» AVAILABLE DATA
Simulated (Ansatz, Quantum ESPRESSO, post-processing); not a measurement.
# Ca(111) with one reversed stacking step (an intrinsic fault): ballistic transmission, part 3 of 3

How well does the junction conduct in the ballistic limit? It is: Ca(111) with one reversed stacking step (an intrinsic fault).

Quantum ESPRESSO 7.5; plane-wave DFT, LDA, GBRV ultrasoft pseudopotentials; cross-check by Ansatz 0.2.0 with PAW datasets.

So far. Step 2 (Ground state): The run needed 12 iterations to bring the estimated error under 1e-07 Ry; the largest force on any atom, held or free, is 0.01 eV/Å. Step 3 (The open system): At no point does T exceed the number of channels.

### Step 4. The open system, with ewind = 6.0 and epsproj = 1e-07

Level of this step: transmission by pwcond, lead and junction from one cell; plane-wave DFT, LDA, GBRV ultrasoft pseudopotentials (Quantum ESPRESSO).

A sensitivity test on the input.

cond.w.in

» EXERCISE
All of the entries above should be transcribed exactly, line for line.

» WRITTEN RESPONSE
Simulated (Ansatz, Quantum ESPRESSO, post-processing); not a measurement.
# Ca(111) with one reversed stacking step (an intrinsic fault): ballistic transmission, part 3 of 3

How well does the junction conduct in the ballistic limit? It is: Ca(111) with one reversed stacking step (an intrinsic fault).

Quantum ESPRESSO 7.5; plane-wave DFT, LDA, GBRV ultrasoft pseudopotentials; cross-check by Ansatz 0.2.0 with PAW datasets.

So far. Step 2 (Ground state): The run needed 12 iterations to bring the estimated error under 1e-07 Ry; the largest force on any atom, held or free, is 0.01 eV/Å. Step 3 (The open system): At no point does T exceed the number of channels.

### Step 4. The open system, with ewind = 6.0 and epsproj = 1e-07

Level of this step: transmission by pwcond, lead and junction from one cell; plane-wave DFT, LDA, GBRV ultrasoft pseudopotentials (Quantum ESPRESSO).

A sensitivity test on the input.

cond.w.in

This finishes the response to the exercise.